● **Data records**:
Start of Block

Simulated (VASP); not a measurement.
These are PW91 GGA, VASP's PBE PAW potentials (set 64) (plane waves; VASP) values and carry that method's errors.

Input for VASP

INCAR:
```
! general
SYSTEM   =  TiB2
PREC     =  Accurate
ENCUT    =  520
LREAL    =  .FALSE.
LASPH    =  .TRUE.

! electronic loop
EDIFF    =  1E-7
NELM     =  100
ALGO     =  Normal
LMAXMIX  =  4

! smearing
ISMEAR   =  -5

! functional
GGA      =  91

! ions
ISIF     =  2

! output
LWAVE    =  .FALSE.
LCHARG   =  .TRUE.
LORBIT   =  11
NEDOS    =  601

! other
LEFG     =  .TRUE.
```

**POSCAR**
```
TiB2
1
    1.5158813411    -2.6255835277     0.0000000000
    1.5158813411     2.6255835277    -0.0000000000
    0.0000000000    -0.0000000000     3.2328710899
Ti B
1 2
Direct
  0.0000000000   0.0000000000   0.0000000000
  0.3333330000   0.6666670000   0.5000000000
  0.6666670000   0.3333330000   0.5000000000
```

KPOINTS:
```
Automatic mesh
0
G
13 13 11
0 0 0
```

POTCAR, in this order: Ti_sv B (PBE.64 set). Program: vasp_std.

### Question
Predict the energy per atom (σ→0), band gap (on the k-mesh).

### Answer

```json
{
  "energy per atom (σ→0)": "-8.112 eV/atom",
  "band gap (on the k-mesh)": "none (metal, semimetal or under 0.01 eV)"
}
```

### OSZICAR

End of Block

● **Brief**:
When the line containing "Predict the energy" is reached, include it and stop. Until then, output each line of the entries exactly as given, starting from the first.

● **Answer space**:
Simulated (VASP); not a measurement.
These are PW91 GGA, VASP's PBE PAW potentials (set 64) (plane waves; VASP) values and carry that method's errors.

Input for VASP

INCAR:
```
! general
SYSTEM   =  TiB2
PREC     =  Accurate
ENCUT    =  520
LREAL    =  .FALSE.
LASPH    =  .TRUE.

! electronic loop
EDIFF    =  1E-7
NELM     =  100
ALGO     =  Normal
LMAXMIX  =  4

! smearing
ISMEAR   =  -5

! functional
GGA      =  91

! ions
ISIF     =  2

! output
LWAVE    =  .FALSE.
LCHARG   =  .TRUE.
LORBIT   =  11
NEDOS    =  601

! other
LEFG     =  .TRUE.
```

**POSCAR**
```
TiB2
1
    1.5158813411    -2.6255835277     0.0000000000
    1.5158813411     2.6255835277    -0.0000000000
    0.0000000000    -0.0000000000     3.2328710899
Ti B
1 2
Direct
  0.0000000000   0.0000000000   0.0000000000
  0.3333330000   0.6666670000   0.5000000000
  0.6666670000   0.3333330000   0.5000000000
```

KPOINTS:
```
Automatic mesh
0
G
13 13 11
0 0 0
```

POTCAR, in this order: Ti_sv B (PBE.64 set). Program: vasp_std.

### Question
Predict the energy per atom (σ→0), band gap (on the k-mesh).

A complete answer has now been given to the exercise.